########
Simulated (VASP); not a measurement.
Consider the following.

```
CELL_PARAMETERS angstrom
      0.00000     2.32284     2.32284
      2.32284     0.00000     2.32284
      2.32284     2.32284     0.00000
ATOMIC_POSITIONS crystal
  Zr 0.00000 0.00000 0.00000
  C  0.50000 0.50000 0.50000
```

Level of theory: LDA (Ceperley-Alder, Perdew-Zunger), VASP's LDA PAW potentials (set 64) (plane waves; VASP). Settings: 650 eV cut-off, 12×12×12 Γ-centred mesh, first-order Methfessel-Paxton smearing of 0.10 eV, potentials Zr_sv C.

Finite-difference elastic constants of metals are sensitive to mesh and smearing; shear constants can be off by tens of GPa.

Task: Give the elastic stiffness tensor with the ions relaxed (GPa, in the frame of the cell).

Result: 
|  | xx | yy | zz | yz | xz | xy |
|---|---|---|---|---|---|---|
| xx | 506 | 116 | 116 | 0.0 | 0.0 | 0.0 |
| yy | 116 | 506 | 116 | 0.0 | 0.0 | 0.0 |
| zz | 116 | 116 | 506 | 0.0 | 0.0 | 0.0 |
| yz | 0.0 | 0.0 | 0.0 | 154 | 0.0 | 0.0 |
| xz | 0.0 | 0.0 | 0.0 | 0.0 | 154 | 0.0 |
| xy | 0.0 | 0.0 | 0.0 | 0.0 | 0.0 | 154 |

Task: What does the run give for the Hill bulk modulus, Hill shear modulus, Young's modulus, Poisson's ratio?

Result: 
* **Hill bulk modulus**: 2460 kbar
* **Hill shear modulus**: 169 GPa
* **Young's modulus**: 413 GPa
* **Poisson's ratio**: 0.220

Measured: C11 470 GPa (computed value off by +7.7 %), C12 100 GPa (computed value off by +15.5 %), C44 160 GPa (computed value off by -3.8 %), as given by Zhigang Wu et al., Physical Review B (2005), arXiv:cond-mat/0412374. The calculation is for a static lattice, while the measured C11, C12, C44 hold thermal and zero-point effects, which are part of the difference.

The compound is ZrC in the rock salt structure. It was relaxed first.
########

● **WORK INSTRUCTION**
Find "modulus**: 169 GPa" in the entries above and copy that whole line exactly, then each line after it through the line that contains "Measured: C11 470".

● **EXERCISE RESULT**
* **Hill shear modulus**: 169 GPa
* **Young's modulus**: 413 GPa
* **Poisson's ratio**: 0.220

Measured: C11 470 GPa (computed value off by +7.7 %), C12 100 GPa (computed value off by +15.5 %), C44 160 GPa (computed value off by -3.8 %), as given by Zhigang Wu et al., Physical Review B (2005), arXiv:cond-mat/0412374. The calculation is for a static lattice, while the measured C11, C12, C44 hold thermal and zero-point effects, which are part of the difference.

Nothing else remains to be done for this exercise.